◆ WORK INSTRUCTION ◆
All lines from the one containing "For PbS2, the" down to the one containing "### Give the", both ends included, are to be given again exactly; omit the rest of the listing below.

◆ EXTRACTED MATERIAL ◆
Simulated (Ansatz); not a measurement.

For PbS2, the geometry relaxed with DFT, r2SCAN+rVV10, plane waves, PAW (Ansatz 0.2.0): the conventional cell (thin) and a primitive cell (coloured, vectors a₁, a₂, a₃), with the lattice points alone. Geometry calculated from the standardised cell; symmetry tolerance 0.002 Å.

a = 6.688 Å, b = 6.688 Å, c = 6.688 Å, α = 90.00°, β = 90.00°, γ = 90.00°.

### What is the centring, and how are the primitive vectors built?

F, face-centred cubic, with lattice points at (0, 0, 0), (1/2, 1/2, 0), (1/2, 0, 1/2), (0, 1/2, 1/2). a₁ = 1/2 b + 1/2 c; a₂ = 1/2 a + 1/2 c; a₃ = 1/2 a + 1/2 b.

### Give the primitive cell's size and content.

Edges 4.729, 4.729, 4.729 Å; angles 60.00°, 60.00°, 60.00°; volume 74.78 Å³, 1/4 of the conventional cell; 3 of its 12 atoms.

◆ TASK RESPONSE ◆
For PbS2, the geometry relaxed with DFT, r2SCAN+rVV10, plane waves, PAW (Ansatz 0.2.0): the conventional cell (thin) and a primitive cell (coloured, vectors a₁, a₂, a₃), with the lattice points alone. Geometry calculated from the standardised cell; symmetry tolerance 0.002 Å.

a = 6.688 Å, b = 6.688 Å, c = 6.688 Å, α = 90.00°, β = 90.00°, γ = 90.00°.

### What is the centring, and how are the primitive vectors built?

F, face-centred cubic, with lattice points at (0, 0, 0), (1/2, 1/2, 0), (1/2, 0, 1/2), (0, 1/2, 1/2). a₁ = 1/2 b + 1/2 c; a₂ = 1/2 a + 1/2 c; a₃ = 1/2 a + 1/2 b.

### Give the primitive cell's size and content.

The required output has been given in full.